Brief |
Beginning with the first line, please repeat the entries exactly and end on the line that contains "How long does it take, and how much memory?".

Data |
* * * * * * *
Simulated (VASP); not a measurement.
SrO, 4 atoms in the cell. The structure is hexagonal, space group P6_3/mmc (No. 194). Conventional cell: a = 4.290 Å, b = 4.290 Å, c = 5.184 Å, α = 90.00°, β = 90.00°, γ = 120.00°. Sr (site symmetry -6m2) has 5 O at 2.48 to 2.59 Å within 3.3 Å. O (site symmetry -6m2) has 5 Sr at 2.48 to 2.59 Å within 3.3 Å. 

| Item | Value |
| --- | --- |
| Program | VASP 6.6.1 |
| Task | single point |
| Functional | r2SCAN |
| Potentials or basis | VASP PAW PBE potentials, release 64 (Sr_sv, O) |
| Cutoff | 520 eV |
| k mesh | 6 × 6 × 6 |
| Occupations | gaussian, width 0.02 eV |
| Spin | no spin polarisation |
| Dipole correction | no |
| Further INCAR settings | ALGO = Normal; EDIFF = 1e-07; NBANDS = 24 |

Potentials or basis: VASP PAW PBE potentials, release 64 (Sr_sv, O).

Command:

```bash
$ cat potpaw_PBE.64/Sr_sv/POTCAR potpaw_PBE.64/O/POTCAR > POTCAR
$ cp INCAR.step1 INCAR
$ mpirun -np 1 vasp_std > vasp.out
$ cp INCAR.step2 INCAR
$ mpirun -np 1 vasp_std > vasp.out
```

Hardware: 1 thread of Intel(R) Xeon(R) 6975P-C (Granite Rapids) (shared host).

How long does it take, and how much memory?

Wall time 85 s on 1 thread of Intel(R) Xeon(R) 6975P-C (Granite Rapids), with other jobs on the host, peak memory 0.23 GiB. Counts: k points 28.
* * * * * * *

Answer space |
Simulated (VASP); not a measurement.
SrO, 4 atoms in the cell. The structure is hexagonal, space group P6_3/mmc (No. 194). Conventional cell: a = 4.290 Å, b = 4.290 Å, c = 5.184 Å, α = 90.00°, β = 90.00°, γ = 120.00°. Sr (site symmetry -6m2) has 5 O at 2.48 to 2.59 Å within 3.3 Å. O (site symmetry -6m2) has 5 Sr at 2.48 to 2.59 Å within 3.3 Å. 

| Item | Value |
| --- | --- |
| Program | VASP 6.6.1 |
| Task | single point |
| Functional | r2SCAN |
| Potentials or basis | VASP PAW PBE potentials, release 64 (Sr_sv, O) |
| Cutoff | 520 eV |
| k mesh | 6 × 6 × 6 |
| Occupations | gaussian, width 0.02 eV |
| Spin | no spin polarisation |
| Dipole correction | no |
| Further INCAR settings | ALGO = Normal; EDIFF = 1e-07; NBANDS = 24 |

Potentials or basis: VASP PAW PBE potentials, release 64 (Sr_sv, O).

Command:

```bash
$ cat potpaw_PBE.64/Sr_sv/POTCAR potpaw_PBE.64/O/POTCAR > POTCAR
$ cp INCAR.step1 INCAR
$ mpirun -np 1 vasp_std > vasp.out
$ cp INCAR.step2 INCAR
$ mpirun -np 1 vasp_std > vasp.out
```

Hardware: 1 thread of Intel(R) Xeon(R) 6975P-C (Granite Rapids) (shared host).

How long does it take, and how much memory?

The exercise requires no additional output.